STORED DATA –
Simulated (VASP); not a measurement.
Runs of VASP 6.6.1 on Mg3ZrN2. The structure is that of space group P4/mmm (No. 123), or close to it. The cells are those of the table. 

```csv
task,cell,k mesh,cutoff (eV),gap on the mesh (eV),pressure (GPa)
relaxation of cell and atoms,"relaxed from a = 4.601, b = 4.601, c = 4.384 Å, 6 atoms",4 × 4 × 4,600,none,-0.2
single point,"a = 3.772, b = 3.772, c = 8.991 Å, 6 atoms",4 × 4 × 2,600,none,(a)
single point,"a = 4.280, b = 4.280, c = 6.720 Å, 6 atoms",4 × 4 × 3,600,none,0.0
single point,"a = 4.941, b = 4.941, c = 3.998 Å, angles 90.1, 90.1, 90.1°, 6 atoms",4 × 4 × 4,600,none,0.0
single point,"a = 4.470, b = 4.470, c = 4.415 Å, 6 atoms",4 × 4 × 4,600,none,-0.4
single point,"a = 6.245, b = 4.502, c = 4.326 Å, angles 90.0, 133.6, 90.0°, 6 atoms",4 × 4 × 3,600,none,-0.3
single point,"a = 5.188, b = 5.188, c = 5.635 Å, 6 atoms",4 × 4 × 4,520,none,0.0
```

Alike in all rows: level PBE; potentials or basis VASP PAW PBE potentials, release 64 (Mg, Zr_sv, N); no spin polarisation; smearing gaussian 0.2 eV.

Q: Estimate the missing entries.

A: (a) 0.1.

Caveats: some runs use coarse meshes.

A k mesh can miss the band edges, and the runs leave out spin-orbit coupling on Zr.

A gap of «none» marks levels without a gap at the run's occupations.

WORK INSTRUCTION –
Repeat the entries verbatim through the line with "A k mesh can".

WRITTEN RESPONSE –
Simulated (VASP); not a measurement.
Runs of VASP 6.6.1 on Mg3ZrN2. The structure is that of space group P4/mmm (No. 123), or close to it. The cells are those of the table. 

```csv
task,cell,k mesh,cutoff (eV),gap on the mesh (eV),pressure (GPa)
relaxation of cell and atoms,"relaxed from a = 4.601, b = 4.601, c = 4.384 Å, 6 atoms",4 × 4 × 4,600,none,-0.2
single point,"a = 3.772, b = 3.772, c = 8.991 Å, 6 atoms",4 × 4 × 2,600,none,(a)
single point,"a = 4.280, b = 4.280, c = 6.720 Å, 6 atoms",4 × 4 × 3,600,none,0.0
single point,"a = 4.941, b = 4.941, c = 3.998 Å, angles 90.1, 90.1, 90.1°, 6 atoms",4 × 4 × 4,600,none,0.0
single point,"a = 4.470, b = 4.470, c = 4.415 Å, 6 atoms",4 × 4 × 4,600,none,-0.4
single point,"a = 6.245, b = 4.502, c = 4.326 Å, angles 90.0, 133.6, 90.0°, 6 atoms",4 × 4 × 3,600,none,-0.3
single point,"a = 5.188, b = 5.188, c = 5.635 Å, 6 atoms",4 × 4 × 4,520,none,0.0
```

Alike in all rows: level PBE; potentials or basis VASP PAW PBE potentials, release 64 (Mg, Zr_sv, N); no spin polarisation; smearing gaussian 0.2 eV.

Q: Estimate the missing entries.

A: (a) 0.1.

Caveats: some runs use coarse meshes.

A k mesh can miss the band edges, and the runs leave out spin-orbit coupling on Zr.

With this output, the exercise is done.